((

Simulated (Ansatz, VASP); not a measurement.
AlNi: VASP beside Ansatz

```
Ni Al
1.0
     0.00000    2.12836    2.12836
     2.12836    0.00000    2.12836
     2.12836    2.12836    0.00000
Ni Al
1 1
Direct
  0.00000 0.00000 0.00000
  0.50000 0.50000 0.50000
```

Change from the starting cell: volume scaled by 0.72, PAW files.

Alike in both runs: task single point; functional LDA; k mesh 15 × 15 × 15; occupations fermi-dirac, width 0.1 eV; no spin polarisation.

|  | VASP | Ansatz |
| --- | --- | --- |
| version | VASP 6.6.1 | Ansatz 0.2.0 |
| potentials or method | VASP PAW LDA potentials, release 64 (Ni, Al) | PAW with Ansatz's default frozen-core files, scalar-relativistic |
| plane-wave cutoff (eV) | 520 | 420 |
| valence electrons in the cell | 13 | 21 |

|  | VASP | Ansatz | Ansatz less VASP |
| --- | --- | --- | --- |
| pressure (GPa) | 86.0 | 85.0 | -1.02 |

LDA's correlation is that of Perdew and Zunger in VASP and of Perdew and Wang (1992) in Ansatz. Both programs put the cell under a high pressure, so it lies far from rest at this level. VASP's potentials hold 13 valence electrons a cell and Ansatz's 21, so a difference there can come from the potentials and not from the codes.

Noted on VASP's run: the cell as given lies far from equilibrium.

))

== Work item ==
Starting from the top of the records and ending at the line that contains "LDA's correlation is", repeat each line exactly and return only those lines.

== Task solution ==
Simulated (Ansatz, VASP); not a measurement.
AlNi: VASP beside Ansatz

```
Ni Al
1.0
     0.00000    2.12836    2.12836
     2.12836    0.00000    2.12836
     2.12836    2.12836    0.00000
Ni Al
1 1
Direct
  0.00000 0.00000 0.00000
  0.50000 0.50000 0.50000
```

Change from the starting cell: volume scaled by 0.72, PAW files.

Alike in both runs: task single point; functional LDA; k mesh 15 × 15 × 15; occupations fermi-dirac, width 0.1 eV; no spin polarisation.

|  | VASP | Ansatz |
| --- | --- | --- |
| version | VASP 6.6.1 | Ansatz 0.2.0 |
| potentials or method | VASP PAW LDA potentials, release 64 (Ni, Al) | PAW with Ansatz's default frozen-core files, scalar-relativistic |
| plane-wave cutoff (eV) | 520 | 420 |
| valence electrons in the cell | 13 | 21 |

|  | VASP | Ansatz | Ansatz less VASP |
| --- | --- | --- | --- |
| pressure (GPa) | 86.0 | 85.0 | -1.02 |

LDA's correlation is that of Perdew and Zunger in VASP and of Perdew and Wang (1992) in Ansatz. Both programs put the cell under a high pressure, so it lies far from rest at this level. VASP's potentials hold 13 valence electrons a cell and Ansatz's 21, so a difference there can come from the potentials and not from the codes.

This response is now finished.